§ TASK ITEM: Using the data below, return the stretch from the line that contains "The energy falls" through the line that contains "Its GFN2-xTB frequencies", both included, exactly as it stands and nothing beyond it.

§ PROVIDED DATA:
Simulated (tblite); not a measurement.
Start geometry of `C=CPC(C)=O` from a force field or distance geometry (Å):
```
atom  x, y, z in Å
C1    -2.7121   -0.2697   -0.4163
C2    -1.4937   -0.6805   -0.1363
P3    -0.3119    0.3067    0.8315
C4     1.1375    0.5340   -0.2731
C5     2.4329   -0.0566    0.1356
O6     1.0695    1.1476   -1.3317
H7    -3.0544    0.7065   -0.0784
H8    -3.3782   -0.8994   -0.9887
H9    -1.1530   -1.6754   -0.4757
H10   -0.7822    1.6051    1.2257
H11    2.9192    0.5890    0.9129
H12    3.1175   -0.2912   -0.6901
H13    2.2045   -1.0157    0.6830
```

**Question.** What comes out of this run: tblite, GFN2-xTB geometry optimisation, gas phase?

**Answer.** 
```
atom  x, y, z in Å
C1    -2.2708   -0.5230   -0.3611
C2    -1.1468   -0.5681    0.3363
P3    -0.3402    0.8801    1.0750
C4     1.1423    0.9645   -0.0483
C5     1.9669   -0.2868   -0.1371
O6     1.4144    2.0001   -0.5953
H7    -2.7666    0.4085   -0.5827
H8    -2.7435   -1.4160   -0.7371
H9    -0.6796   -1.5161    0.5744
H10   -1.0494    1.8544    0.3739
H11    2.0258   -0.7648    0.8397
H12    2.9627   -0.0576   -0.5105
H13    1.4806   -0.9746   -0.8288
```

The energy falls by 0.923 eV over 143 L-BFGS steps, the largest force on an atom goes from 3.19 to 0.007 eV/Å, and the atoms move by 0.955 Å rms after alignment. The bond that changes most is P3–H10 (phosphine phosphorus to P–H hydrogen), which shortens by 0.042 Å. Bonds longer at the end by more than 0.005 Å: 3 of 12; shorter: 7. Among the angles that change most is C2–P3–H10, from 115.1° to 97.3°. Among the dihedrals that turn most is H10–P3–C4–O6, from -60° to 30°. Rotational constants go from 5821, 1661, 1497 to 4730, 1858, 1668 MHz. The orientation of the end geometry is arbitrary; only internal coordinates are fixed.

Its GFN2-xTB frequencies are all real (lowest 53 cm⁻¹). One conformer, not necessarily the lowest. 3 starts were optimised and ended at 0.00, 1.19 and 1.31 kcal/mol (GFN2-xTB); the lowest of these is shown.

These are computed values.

§ RESPONSE BOX:
The energy falls by 0.923 eV over 143 L-BFGS steps, the largest force on an atom goes from 3.19 to 0.007 eV/Å, and the atoms move by 0.955 Å rms after alignment. The bond that changes most is P3–H10 (phosphine phosphorus to P–H hydrogen), which shortens by 0.042 Å. Bonds longer at the end by more than 0.005 Å: 3 of 12; shorter: 7. Among the angles that change most is C2–P3–H10, from 115.1° to 97.3°. Among the dihedrals that turn most is H10–P3–C4–O6, from -60° to 30°. Rotational constants go from 5821, 1661, 1497 to 4730, 1858, 1668 MHz. The orientation of the end geometry is arbitrary; only internal coordinates are fixed.

Its GFN2-xTB frequencies are all real (lowest 53 cm⁻¹). One conformer, not necessarily the lowest. 3 starts were optimised and ended at 0.00, 1.19 and 1.31 kcal/mol (GFN2-xTB); the lowest of these is shown.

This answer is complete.